=== Section Start ===
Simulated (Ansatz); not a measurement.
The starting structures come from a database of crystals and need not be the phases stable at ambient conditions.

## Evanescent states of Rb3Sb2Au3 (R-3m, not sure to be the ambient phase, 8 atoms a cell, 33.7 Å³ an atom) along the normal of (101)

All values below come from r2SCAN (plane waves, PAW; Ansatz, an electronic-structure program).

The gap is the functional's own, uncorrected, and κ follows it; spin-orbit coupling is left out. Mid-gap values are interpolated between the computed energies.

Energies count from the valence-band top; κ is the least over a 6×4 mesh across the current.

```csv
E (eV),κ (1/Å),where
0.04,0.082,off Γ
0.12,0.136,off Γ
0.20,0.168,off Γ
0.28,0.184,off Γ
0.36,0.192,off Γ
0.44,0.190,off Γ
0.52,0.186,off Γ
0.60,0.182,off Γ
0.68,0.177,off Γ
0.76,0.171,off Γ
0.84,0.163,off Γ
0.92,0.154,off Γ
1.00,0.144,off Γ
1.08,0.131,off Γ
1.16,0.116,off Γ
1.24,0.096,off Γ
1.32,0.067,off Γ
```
=== Section End ===

[Required action]: Write the records out once more. Each line must match.

[Exercise response]:
Simulated (Ansatz); not a measurement.
The starting structures come from a database of crystals and need not be the phases stable at ambient conditions.

## Evanescent states of Rb3Sb2Au3 (R-3m, not sure to be the ambient phase, 8 atoms a cell, 33.7 Å³ an atom) along the normal of (101)

All values below come from r2SCAN (plane waves, PAW; Ansatz, an electronic-structure program).

The gap is the functional's own, uncorrected, and κ follows it; spin-orbit coupling is left out. Mid-gap values are interpolated between the computed energies.

Energies count from the valence-band top; κ is the least over a 6×4 mesh across the current.

```csv
E (eV),κ (1/Å),where
0.04,0.082,off Γ
0.12,0.136,off Γ
0.20,0.168,off Γ
0.28,0.184,off Γ
0.36,0.192,off Γ
0.44,0.190,off Γ
0.52,0.186,off Γ
0.60,0.182,off Γ
0.68,0.177,off Γ
0.76,0.171,off Γ
0.84,0.163,off Γ
0.92,0.154,off Γ
1.00,0.144,off Γ
1.08,0.131,off Γ
1.16,0.116,off Γ
1.24,0.096,off Γ
1.32,0.067,off Γ
```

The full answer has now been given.